__SUPPLIED DATA__
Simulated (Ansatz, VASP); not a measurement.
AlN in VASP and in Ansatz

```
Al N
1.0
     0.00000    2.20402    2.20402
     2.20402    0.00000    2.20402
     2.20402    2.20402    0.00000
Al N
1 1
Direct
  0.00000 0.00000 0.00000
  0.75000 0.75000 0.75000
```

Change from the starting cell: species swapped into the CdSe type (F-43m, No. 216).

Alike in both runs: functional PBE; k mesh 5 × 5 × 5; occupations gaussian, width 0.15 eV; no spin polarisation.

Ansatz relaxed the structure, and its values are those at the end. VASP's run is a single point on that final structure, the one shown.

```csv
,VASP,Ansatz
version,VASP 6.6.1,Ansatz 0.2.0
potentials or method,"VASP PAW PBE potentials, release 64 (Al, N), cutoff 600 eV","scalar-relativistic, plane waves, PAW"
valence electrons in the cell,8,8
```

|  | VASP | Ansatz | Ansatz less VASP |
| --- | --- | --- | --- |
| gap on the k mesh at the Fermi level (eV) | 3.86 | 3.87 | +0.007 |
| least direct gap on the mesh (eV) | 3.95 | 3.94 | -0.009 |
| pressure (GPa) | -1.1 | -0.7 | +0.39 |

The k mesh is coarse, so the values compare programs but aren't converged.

__WORK ORDER__
Starting at the line above that contains "3.87 | +0.007 |", repeat each line exactly up to and including the line that contains "-0.7 | +0.39 |", and stop there.

__WRITTEN ANSWER__
| gap on the k mesh at the Fermi level (eV) | 3.86 | 3.87 | +0.007 |
| least direct gap on the mesh (eV) | 3.95 | 3.94 | -0.009 |
| pressure (GPa) | -1.1 | -0.7 | +0.39 |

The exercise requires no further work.